● DATASET ENTRIES
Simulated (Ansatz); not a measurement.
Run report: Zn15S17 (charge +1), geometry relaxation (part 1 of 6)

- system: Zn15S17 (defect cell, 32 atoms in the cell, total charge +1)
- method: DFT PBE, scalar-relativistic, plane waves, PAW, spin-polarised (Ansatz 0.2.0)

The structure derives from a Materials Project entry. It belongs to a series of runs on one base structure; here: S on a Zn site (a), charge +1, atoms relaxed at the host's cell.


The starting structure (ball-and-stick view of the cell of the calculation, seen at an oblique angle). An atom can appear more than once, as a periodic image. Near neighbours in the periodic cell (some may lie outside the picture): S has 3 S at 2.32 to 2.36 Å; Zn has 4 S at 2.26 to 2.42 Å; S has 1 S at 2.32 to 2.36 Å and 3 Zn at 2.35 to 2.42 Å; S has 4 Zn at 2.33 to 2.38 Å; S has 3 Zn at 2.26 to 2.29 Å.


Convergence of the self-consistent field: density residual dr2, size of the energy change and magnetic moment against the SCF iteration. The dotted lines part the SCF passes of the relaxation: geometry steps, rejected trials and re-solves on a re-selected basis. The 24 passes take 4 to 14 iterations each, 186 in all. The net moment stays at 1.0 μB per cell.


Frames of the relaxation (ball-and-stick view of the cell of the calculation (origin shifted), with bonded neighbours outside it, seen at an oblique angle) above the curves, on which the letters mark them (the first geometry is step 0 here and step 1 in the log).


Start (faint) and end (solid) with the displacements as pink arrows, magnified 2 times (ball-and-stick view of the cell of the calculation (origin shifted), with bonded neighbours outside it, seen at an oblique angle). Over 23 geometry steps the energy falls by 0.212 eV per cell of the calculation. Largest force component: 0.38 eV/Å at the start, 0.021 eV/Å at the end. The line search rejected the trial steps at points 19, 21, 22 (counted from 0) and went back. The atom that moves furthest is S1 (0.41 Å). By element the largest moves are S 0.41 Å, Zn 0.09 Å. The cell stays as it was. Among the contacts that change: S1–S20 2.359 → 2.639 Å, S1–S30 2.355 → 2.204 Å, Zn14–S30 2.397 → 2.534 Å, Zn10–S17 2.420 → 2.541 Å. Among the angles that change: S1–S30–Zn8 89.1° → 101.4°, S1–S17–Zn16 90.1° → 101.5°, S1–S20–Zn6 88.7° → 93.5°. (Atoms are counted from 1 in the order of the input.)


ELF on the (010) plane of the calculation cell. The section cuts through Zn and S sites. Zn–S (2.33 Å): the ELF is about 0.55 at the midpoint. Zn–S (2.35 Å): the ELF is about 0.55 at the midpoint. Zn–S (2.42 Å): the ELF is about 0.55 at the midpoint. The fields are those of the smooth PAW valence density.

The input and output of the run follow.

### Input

● WORK TASK
Everything above from the line containing "Run report: Zn15S17" down to the line containing "The structure derives" is to be transcribed exactly, with both of those lines included and nothing else added.

● WRITTEN REPLY
Run report: Zn15S17 (charge +1), geometry relaxation (part 1 of 6)

- system: Zn15S17 (defect cell, 32 atoms in the cell, total charge +1)
- method: DFT PBE, scalar-relativistic, plane waves, PAW, spin-polarised (Ansatz 0.2.0)

The structure derives from a Materials Project entry. It belongs to a series of runs on one base structure; here: S on a Zn site (a), charge +1, atoms relaxed at the host's cell.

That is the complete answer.